(WORK TASK):
Working from the records below, repeat exactly the lines starting at the line that contains "Runs of VASP" and ending at the line that contains "Caveats: the antiferromagnetic", inclusive.

- - - - -
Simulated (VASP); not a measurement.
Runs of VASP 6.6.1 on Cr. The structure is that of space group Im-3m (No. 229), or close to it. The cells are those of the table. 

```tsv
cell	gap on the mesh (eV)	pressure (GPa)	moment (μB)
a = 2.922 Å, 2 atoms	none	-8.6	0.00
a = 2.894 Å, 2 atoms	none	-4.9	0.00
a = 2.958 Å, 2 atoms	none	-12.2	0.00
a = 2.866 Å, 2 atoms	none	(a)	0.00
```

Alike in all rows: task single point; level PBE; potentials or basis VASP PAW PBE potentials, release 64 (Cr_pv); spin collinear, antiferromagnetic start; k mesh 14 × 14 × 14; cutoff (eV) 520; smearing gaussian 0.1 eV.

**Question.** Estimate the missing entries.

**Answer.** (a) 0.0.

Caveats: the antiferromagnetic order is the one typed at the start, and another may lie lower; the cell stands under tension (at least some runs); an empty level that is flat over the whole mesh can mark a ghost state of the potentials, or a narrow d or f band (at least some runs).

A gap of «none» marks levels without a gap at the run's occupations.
- - - - -

(YOUR SOLUTION):
Runs of VASP 6.6.1 on Cr. The structure is that of space group Im-3m (No. 229), or close to it. The cells are those of the table. 

```tsv
cell	gap on the mesh (eV)	pressure (GPa)	moment (μB)
a = 2.922 Å, 2 atoms	none	-8.6	0.00
a = 2.894 Å, 2 atoms	none	-4.9	0.00
a = 2.958 Å, 2 atoms	none	-12.2	0.00
a = 2.866 Å, 2 atoms	none	(a)	0.00
```

Alike in all rows: task single point; level PBE; potentials or basis VASP PAW PBE potentials, release 64 (Cr_pv); spin collinear, antiferromagnetic start; k mesh 14 × 14 × 14; cutoff (eV) 520; smearing gaussian 0.1 eV.

**Question.** Estimate the missing entries.

**Answer.** (a) 0.0.

Caveats: the antiferromagnetic order is the one typed at the start, and another may lie lower; the cell stands under tension (at least some runs); an empty level that is flat over the whole mesh can mark a ghost state of the potentials, or a narrow d or f band (at least some runs).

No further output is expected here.